• **TASK ITEM**
Print this span of the material below exactly: the line with "All values are", the line with "A: HF (85 %), F- (14 %), HF2- (1.1 %)", and every line between them, but nothing else.

*-*-*

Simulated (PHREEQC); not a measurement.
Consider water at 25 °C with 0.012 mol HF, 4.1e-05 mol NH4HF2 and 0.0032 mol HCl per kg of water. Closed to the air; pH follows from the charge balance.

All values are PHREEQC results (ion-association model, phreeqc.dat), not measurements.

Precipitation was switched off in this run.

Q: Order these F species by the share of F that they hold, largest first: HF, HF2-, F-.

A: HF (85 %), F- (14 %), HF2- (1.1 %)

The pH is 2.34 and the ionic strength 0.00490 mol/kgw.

*-*-*

• **RESPONSE AREA**
All values are PHREEQC results (ion-association model, phreeqc.dat), not measurements.

Precipitation was switched off in this run.

Q: Order these F species by the share of F that they hold, largest first: HF, HF2-, F-.

A: HF (85 %), F- (14 %), HF2- (1.1 %)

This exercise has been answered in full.